_Input data_
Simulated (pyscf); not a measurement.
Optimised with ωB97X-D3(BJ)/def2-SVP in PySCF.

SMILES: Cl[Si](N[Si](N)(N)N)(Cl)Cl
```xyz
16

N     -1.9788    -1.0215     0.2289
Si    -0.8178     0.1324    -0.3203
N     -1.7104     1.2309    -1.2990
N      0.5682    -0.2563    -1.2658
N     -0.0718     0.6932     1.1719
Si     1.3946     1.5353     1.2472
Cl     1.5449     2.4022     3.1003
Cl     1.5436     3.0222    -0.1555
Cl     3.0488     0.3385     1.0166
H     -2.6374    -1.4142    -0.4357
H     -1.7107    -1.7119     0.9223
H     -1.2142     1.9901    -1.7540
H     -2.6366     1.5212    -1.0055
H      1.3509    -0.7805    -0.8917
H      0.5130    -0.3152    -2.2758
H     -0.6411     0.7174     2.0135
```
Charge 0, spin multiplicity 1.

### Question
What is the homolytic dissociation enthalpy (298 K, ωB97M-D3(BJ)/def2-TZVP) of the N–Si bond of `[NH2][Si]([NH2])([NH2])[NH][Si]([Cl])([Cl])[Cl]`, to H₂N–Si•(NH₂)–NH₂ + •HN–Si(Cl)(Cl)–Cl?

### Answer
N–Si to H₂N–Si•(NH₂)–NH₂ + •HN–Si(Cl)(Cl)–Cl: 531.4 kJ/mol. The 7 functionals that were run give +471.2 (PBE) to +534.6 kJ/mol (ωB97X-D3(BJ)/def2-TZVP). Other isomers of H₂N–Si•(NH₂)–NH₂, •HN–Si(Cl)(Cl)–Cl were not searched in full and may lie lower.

_Assigned task_
Reproduce exactly the first line of the listing and every line after it, through the one containing "### Question". Nothing else belongs in the output.

_Task answer_
Simulated (pyscf); not a measurement.
Optimised with ωB97X-D3(BJ)/def2-SVP in PySCF.

SMILES: Cl[Si](N[Si](N)(N)N)(Cl)Cl
```xyz
16

N     -1.9788    -1.0215     0.2289
Si    -0.8178     0.1324    -0.3203
N     -1.7104     1.2309    -1.2990
N      0.5682    -0.2563    -1.2658
N     -0.0718     0.6932     1.1719
Si     1.3946     1.5353     1.2472
Cl     1.5449     2.4022     3.1003
Cl     1.5436     3.0222    -0.1555
Cl     3.0488     0.3385     1.0166
H     -2.6374    -1.4142    -0.4357
H     -1.7107    -1.7119     0.9223
H     -1.2142     1.9901    -1.7540
H     -2.6366     1.5212    -1.0055
H      1.3509    -0.7805    -0.8917
H      0.5130    -0.3152    -2.2758
H     -0.6411     0.7174     2.0135
```
Charge 0, spin multiplicity 1.

### Question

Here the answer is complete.